§ **Required action**
Go through the listing below from its first line and repeat each line exactly, ending at the line containing "Hardware: 1 thread" and including it.

++++

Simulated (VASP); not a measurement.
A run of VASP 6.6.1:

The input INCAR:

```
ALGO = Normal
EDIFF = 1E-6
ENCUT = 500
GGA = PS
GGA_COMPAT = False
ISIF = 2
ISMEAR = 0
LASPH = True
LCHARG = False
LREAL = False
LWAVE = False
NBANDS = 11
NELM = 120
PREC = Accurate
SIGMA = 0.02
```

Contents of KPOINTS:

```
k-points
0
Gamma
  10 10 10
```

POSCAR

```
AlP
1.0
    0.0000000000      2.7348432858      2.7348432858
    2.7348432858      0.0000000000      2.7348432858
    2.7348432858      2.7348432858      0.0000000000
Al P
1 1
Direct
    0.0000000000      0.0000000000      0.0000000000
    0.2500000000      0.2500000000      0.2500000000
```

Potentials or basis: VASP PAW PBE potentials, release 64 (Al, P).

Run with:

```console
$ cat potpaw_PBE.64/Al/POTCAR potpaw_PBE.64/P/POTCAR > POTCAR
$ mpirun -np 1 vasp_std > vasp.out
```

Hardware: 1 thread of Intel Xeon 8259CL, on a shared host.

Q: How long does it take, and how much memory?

++++

§ **Worked solution**
Simulated (VASP); not a measurement.
A run of VASP 6.6.1:

The input INCAR:

```
ALGO = Normal
EDIFF = 1E-6
ENCUT = 500
GGA = PS
GGA_COMPAT = False
ISIF = 2
ISMEAR = 0
LASPH = True
LCHARG = False
LREAL = False
LWAVE = False
NBANDS = 11
NELM = 120
PREC = Accurate
SIGMA = 0.02
```

Contents of KPOINTS:

```
k-points
0
Gamma
  10 10 10
```

POSCAR

```
AlP
1.0
    0.0000000000      2.7348432858      2.7348432858
    2.7348432858      0.0000000000      2.7348432858
    2.7348432858      2.7348432858      0.0000000000
Al P
1 1
Direct
    0.0000000000      0.0000000000      0.0000000000
    0.2500000000      0.2500000000      0.2500000000
```

Potentials or basis: VASP PAW PBE potentials, release 64 (Al, P).

Run with:

```console
$ cat potpaw_PBE.64/Al/POTCAR potpaw_PBE.64/P/POTCAR > POTCAR
$ mpirun -np 1 vasp_std > vasp.out
```

Hardware: 1 thread of Intel Xeon 8259CL, on a shared host.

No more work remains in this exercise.